_RECORDS PROVIDED_:
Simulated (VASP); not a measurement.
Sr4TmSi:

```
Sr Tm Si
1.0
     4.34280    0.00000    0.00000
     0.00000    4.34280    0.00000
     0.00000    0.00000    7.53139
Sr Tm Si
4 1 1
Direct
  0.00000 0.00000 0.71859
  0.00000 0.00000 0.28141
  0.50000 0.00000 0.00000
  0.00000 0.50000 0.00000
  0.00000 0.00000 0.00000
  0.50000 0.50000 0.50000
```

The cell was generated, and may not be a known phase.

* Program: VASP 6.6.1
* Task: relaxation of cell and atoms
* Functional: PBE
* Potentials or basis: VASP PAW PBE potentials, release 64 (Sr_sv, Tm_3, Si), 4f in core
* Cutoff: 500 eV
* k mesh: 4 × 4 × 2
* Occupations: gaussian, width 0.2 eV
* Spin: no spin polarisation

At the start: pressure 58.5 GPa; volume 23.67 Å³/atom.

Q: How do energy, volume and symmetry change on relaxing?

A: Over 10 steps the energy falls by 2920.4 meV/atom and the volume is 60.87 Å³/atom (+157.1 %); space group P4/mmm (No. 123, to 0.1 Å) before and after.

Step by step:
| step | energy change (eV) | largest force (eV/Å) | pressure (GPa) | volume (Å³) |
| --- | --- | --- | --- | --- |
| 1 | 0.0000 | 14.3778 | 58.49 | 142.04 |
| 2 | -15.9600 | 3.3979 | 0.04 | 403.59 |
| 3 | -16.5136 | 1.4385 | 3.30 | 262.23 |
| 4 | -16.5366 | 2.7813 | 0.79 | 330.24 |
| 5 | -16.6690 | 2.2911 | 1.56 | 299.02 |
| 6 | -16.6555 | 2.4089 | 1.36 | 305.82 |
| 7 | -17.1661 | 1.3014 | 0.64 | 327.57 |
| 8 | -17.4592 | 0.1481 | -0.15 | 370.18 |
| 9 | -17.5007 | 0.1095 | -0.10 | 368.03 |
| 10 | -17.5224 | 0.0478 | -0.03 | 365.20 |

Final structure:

_ACTION ITEM_: Word for word, restate the lines of the listing above starting at the line with "0.04 | 403.59 |" and ending at the line with "-0.03 | 365.20 |", and nothing outside them.

_TASK RESPONSE_:
| 2 | -15.9600 | 3.3979 | 0.04 | 403.59 |
| 3 | -16.5136 | 1.4385 | 3.30 | 262.23 |
| 4 | -16.5366 | 2.7813 | 0.79 | 330.24 |
| 5 | -16.6690 | 2.2911 | 1.56 | 299.02 |
| 6 | -16.6555 | 2.4089 | 1.36 | 305.82 |
| 7 | -17.1661 | 1.3014 | 0.64 | 327.57 |
| 8 | -17.4592 | 0.1481 | -0.15 | 370.18 |
| 9 | -17.5007 | 0.1095 | -0.10 | 368.03 |
| 10 | -17.5224 | 0.0478 | -0.03 | 365.20 |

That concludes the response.